═══ PROVIDED INFORMATION

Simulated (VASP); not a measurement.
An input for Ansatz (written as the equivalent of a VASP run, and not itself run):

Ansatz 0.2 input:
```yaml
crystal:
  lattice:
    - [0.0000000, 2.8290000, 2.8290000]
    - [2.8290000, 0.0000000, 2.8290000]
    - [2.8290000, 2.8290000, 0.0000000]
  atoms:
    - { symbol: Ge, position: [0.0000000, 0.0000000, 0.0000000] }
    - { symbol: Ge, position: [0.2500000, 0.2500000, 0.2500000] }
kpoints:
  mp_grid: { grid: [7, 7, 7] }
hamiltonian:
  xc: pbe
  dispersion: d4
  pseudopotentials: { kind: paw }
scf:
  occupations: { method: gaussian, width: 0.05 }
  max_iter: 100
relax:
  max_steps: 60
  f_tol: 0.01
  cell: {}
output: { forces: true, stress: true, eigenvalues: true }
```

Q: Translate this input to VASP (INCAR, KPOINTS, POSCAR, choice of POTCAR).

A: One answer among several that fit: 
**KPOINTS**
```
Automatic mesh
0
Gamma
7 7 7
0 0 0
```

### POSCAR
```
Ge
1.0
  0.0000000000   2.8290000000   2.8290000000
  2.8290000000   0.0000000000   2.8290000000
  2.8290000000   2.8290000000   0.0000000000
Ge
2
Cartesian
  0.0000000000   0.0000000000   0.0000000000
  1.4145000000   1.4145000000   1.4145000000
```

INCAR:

══════

Line for line, the material above should be repeated exactly.

▸ EXERCISE OUTPUT:
Simulated (VASP); not a measurement.
An input for Ansatz (written as the equivalent of a VASP run, and not itself run):

Ansatz 0.2 input:
```yaml
crystal:
  lattice:
    - [0.0000000, 2.8290000, 2.8290000]
    - [2.8290000, 0.0000000, 2.8290000]
    - [2.8290000, 2.8290000, 0.0000000]
  atoms:
    - { symbol: Ge, position: [0.0000000, 0.0000000, 0.0000000] }
    - { symbol: Ge, position: [0.2500000, 0.2500000, 0.2500000] }
kpoints:
  mp_grid: { grid: [7, 7, 7] }
hamiltonian:
  xc: pbe
  dispersion: d4
  pseudopotentials: { kind: paw }
scf:
  occupations: { method: gaussian, width: 0.05 }
  max_iter: 100
relax:
  max_steps: 60
  f_tol: 0.01
  cell: {}
output: { forces: true, stress: true, eigenvalues: true }
```

Q: Translate this input to VASP (INCAR, KPOINTS, POSCAR, choice of POTCAR).

A: One answer among several that fit: 
**KPOINTS**
```
Automatic mesh
0
Gamma
7 7 7
0 0 0
```

### POSCAR
```
Ge
1.0
  0.0000000000   2.8290000000   2.8290000000
  2.8290000000   0.0000000000   2.8290000000
  2.8290000000   2.8290000000   0.0000000000
Ge
2
Cartesian
  0.0000000000   0.0000000000   0.0000000000
  1.4145000000   1.4145000000   1.4145000000
```

INCAR:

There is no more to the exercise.